▶ _Activity_
The output must reproduce each line of the data word for word.

▶ _Excerpted data_
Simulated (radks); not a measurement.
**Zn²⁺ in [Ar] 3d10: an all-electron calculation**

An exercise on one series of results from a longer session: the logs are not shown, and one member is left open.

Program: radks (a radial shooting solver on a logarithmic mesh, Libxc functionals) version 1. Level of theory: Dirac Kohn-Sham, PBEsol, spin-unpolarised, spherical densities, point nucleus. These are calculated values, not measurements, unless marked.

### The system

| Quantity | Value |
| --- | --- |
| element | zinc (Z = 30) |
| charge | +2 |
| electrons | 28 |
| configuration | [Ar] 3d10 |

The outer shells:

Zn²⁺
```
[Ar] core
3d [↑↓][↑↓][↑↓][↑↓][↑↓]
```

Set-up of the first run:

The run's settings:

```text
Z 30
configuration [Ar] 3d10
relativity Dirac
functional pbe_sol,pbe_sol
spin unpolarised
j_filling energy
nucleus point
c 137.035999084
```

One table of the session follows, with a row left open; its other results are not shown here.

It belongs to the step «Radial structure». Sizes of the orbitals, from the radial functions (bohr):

▶ _Problem solution_
Simulated (radks); not a measurement.
**Zn²⁺ in [Ar] 3d10: an all-electron calculation**

An exercise on one series of results from a longer session: the logs are not shown, and one member is left open.

Program: radks (a radial shooting solver on a logarithmic mesh, Libxc functionals) version 1. Level of theory: Dirac Kohn-Sham, PBEsol, spin-unpolarised, spherical densities, point nucleus. These are calculated values, not measurements, unless marked.

### The system

| Quantity | Value |
| --- | --- |
| element | zinc (Z = 30) |
| charge | +2 |
| electrons | 28 |
| configuration | [Ar] 3d10 |

The outer shells:

Zn²⁺
```
[Ar] core
3d [↑↓][↑↓][↑↓][↑↓][↑↓]
```

Set-up of the first run:

The run's settings:

```text
Z 30
configuration [Ar] 3d10
relativity Dirac
functional pbe_sol,pbe_sol
spin unpolarised
j_filling energy
nucleus point
c 137.035999084
```

One table of the session follows, with a row left open; its other results are not shown here.

It belongs to the step «Radial structure». Sizes of the orbitals, from the radial functions (bohr):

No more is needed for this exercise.